SUPPLIED INFORMATION Block Start
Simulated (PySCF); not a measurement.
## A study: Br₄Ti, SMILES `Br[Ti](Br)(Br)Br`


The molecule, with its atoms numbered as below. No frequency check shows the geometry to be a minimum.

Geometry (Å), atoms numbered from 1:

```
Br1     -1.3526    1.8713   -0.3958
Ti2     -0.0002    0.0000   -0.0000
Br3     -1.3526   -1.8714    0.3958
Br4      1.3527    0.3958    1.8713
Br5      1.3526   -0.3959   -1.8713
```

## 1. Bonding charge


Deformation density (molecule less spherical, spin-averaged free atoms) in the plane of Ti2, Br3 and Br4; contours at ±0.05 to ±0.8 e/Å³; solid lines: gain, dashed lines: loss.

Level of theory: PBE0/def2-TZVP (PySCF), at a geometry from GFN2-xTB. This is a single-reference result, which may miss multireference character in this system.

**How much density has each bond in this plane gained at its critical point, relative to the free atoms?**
SUPPLIED INFORMATION Block End

# WORK REQUEST
Please set down the full listing above, word for word.

# PROBLEM SOLUTION
Simulated (PySCF); not a measurement.
## A study: Br₄Ti, SMILES `Br[Ti](Br)(Br)Br`


The molecule, with its atoms numbered as below. No frequency check shows the geometry to be a minimum.

Geometry (Å), atoms numbered from 1:

```
Br1     -1.3526    1.8713   -0.3958
Ti2     -0.0002    0.0000   -0.0000
Br3     -1.3526   -1.8714    0.3958
Br4      1.3527    0.3958    1.8713
Br5      1.3526   -0.3959   -1.8713
```

## 1. Bonding charge


Deformation density (molecule less spherical, spin-averaged free atoms) in the plane of Ti2, Br3 and Br4; contours at ±0.05 to ±0.8 e/Å³; solid lines: gain, dashed lines: loss.

Level of theory: PBE0/def2-TZVP (PySCF), at a geometry from GFN2-xTB. This is a single-reference result, which may miss multireference character in this system.

**How much density has each bond in this plane gained at its critical point, relative to the free atoms?**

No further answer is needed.